┏━━

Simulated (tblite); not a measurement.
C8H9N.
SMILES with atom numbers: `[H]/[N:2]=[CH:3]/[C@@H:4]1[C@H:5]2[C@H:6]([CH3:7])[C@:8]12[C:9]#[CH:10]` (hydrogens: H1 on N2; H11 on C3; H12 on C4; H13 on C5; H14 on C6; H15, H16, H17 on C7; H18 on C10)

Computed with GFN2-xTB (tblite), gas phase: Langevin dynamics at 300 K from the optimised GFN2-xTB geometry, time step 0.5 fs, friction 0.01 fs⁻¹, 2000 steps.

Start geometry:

┗━━

§ **Work item**: Every line from the top of the material above through the line holding "Computed with GFN2-xTB" should be reproduced word for word, and nothing beyond it.

§ **Task response**:
Simulated (tblite); not a measurement.
C8H9N.
SMILES with atom numbers: `[H]/[N:2]=[CH:3]/[C@@H:4]1[C@H:5]2[C@H:6]([CH3:7])[C@:8]12[C:9]#[CH:10]` (hydrogens: H1 on N2; H11 on C3; H12 on C4; H13 on C5; H14 on C6; H15, H16, H17 on C7; H18 on C10)

Computed with GFN2-xTB (tblite), gas phase: Langevin dynamics at 300 K from the optimised GFN2-xTB geometry, time step 0.5 fs, friction 0.01 fs⁻¹, 2000 steps.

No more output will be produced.